=== Section Start ===
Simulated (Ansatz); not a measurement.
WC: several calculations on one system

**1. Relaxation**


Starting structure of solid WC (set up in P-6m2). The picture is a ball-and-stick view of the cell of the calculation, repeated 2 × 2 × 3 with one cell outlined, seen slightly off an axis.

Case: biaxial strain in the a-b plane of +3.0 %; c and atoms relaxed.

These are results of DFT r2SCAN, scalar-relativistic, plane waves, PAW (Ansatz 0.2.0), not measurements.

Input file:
=== Section End ===

Give an exact transcription of the data shown above.

* _Exercise solution_
Simulated (Ansatz); not a measurement.
WC: several calculations on one system

**1. Relaxation**


Starting structure of solid WC (set up in P-6m2). The picture is a ball-and-stick view of the cell of the calculation, repeated 2 × 2 × 3 with one cell outlined, seen slightly off an axis.

Case: biaxial strain in the a-b plane of +3.0 %; c and atoms relaxed.

These are results of DFT r2SCAN, scalar-relativistic, plane waves, PAW (Ansatz 0.2.0), not measurements.

Input file:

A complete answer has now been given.